▶ **DATA UNDER STUDY**
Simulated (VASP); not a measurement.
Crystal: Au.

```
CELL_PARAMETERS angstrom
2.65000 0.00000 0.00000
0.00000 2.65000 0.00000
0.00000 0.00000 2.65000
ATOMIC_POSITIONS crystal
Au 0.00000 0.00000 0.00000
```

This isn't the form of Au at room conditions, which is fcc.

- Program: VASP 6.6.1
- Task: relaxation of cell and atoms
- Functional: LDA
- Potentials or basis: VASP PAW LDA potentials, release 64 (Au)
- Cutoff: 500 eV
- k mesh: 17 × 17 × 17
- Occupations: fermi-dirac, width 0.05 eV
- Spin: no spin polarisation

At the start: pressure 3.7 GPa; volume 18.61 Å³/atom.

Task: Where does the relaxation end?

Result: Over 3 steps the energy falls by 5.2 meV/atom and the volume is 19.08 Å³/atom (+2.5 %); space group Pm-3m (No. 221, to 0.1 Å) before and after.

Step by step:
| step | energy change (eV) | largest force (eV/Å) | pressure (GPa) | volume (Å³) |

▶ **ASSIGNED TASK**
Using the entries above, repeat only the lines from the one containing "This isn't the" through the one containing "At the start: pressure", end lines included.

▶ **PROBLEM SOLUTION**
This isn't the form of Au at room conditions, which is fcc.

- Program: VASP 6.6.1
- Task: relaxation of cell and atoms
- Functional: LDA
- Potentials or basis: VASP PAW LDA potentials, release 64 (Au)
- Cutoff: 500 eV
- k mesh: 17 × 17 × 17
- Occupations: fermi-dirac, width 0.05 eV
- Spin: no spin polarisation

At the start: pressure 3.7 GPa; volume 18.61 Å³/atom.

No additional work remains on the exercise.